* Records supplied:
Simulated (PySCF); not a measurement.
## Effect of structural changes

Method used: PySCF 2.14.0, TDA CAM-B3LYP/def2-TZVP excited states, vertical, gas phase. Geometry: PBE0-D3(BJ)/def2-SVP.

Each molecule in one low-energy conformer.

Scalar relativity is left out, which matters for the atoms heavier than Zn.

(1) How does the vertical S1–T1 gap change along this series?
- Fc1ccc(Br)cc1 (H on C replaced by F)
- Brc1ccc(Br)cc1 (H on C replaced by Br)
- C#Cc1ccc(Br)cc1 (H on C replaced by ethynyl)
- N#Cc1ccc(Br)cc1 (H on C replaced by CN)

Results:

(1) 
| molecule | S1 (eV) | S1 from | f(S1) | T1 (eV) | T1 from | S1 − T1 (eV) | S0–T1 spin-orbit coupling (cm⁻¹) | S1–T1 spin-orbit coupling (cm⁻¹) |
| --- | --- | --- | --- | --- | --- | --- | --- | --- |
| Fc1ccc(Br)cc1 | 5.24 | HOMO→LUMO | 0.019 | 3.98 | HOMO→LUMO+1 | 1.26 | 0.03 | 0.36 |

* Work task: Take the lines above from the one containing "- Brc1ccc(Br)cc1 (H on C replaced by Br)" down to the one containing "S1–T1 spin-orbit coupling (cm⁻¹) |", and transcribe them exactly, both ends included.

* Task solution:
- Brc1ccc(Br)cc1 (H on C replaced by Br)
- C#Cc1ccc(Br)cc1 (H on C replaced by ethynyl)
- N#Cc1ccc(Br)cc1 (H on C replaced by CN)

Results:

(1) 
| molecule | S1 (eV) | S1 from | f(S1) | T1 (eV) | T1 from | S1 − T1 (eV) | S0–T1 spin-orbit coupling (cm⁻¹) | S1–T1 spin-orbit coupling (cm⁻¹) |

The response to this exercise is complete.